BEGIN INFORMATION SHOWN

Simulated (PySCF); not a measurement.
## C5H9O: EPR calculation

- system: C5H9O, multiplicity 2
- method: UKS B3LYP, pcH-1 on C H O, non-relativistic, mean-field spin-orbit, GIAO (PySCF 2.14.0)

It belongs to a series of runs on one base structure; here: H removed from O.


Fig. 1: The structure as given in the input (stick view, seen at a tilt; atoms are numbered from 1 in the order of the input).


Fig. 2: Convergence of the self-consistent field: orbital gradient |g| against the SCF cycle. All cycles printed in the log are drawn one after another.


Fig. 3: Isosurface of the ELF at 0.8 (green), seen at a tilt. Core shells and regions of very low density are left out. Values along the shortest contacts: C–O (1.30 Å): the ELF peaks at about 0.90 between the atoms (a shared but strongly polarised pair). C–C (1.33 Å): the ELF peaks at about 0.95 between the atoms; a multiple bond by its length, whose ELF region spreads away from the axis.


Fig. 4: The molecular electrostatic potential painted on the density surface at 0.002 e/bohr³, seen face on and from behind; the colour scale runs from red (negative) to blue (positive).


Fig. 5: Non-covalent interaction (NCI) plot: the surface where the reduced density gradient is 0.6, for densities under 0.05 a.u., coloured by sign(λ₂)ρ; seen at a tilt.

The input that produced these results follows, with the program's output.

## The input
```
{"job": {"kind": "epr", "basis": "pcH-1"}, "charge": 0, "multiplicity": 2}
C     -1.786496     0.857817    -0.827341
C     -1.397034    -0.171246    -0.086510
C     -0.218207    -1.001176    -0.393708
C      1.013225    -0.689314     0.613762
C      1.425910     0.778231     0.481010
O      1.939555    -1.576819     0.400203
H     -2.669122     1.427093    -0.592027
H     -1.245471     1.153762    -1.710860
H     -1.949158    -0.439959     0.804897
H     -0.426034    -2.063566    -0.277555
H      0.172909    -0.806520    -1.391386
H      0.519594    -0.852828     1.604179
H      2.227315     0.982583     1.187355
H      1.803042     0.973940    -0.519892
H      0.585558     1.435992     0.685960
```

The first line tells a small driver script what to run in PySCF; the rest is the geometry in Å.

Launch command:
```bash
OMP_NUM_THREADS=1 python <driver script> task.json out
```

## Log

END INFORMATION SHOWN

WORK ITEM >> Everything from the first line of the data through the line containing "Fig. 5: Non-covalent" should be echoed exactly. Add nothing.

TASK RESULT >>
Simulated (PySCF); not a measurement.
## C5H9O: EPR calculation

- system: C5H9O, multiplicity 2
- method: UKS B3LYP, pcH-1 on C H O, non-relativistic, mean-field spin-orbit, GIAO (PySCF 2.14.0)

It belongs to a series of runs on one base structure; here: H removed from O.


Fig. 1: The structure as given in the input (stick view, seen at a tilt; atoms are numbered from 1 in the order of the input).


Fig. 2: Convergence of the self-consistent field: orbital gradient |g| against the SCF cycle. All cycles printed in the log are drawn one after another.


Fig. 3: Isosurface of the ELF at 0.8 (green), seen at a tilt. Core shells and regions of very low density are left out. Values along the shortest contacts: C–O (1.30 Å): the ELF peaks at about 0.90 between the atoms (a shared but strongly polarised pair). C–C (1.33 Å): the ELF peaks at about 0.95 between the atoms; a multiple bond by its length, whose ELF region spreads away from the axis.


Fig. 4: The molecular electrostatic potential painted on the density surface at 0.002 e/bohr³, seen face on and from behind; the colour scale runs from red (negative) to blue (positive).


Fig. 5: Non-covalent interaction (NCI) plot: the surface where the reduced density gradient is 0.6, for densities under 0.05 a.u., coloured by sign(λ₂)ρ; seen at a tilt.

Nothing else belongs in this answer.